▶ _Activity_
Look through the entries below and extract exactly the lines from the one containing "# C₂H₈BGeN: a" through the one containing "Atoms are counted", ends included.

▶ _Source material_
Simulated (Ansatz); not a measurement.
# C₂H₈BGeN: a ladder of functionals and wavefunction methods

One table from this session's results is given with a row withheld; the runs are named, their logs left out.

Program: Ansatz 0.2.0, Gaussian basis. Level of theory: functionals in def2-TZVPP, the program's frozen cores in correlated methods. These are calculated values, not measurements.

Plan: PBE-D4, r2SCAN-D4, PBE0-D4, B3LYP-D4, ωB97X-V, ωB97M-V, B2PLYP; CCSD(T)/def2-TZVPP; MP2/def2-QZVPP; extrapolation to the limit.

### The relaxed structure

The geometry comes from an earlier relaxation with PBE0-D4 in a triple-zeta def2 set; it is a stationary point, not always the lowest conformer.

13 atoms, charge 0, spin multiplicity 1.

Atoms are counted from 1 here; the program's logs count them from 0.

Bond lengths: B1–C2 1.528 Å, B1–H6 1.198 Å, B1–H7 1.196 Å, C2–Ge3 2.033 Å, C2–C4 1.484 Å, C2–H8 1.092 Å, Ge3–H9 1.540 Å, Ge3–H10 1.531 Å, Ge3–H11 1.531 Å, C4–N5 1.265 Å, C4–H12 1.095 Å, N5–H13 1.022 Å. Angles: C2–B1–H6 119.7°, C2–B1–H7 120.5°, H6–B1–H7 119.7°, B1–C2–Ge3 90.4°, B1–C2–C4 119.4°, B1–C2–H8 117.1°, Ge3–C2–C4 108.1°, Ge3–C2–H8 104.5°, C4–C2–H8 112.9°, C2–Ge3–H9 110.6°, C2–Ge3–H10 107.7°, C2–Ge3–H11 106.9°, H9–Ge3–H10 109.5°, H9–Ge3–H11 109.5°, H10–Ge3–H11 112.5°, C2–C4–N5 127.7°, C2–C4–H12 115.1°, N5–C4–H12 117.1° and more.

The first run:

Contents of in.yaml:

▶ _Response area_
# C₂H₈BGeN: a ladder of functionals and wavefunction methods

One table from this session's results is given with a row withheld; the runs are named, their logs left out.

Program: Ansatz 0.2.0, Gaussian basis. Level of theory: functionals in def2-TZVPP, the program's frozen cores in correlated methods. These are calculated values, not measurements.

Plan: PBE-D4, r2SCAN-D4, PBE0-D4, B3LYP-D4, ωB97X-V, ωB97M-V, B2PLYP; CCSD(T)/def2-TZVPP; MP2/def2-QZVPP; extrapolation to the limit.

### The relaxed structure

The geometry comes from an earlier relaxation with PBE0-D4 in a triple-zeta def2 set; it is a stationary point, not always the lowest conformer.

13 atoms, charge 0, spin multiplicity 1.

Atoms are counted from 1 here; the program's logs count them from 0.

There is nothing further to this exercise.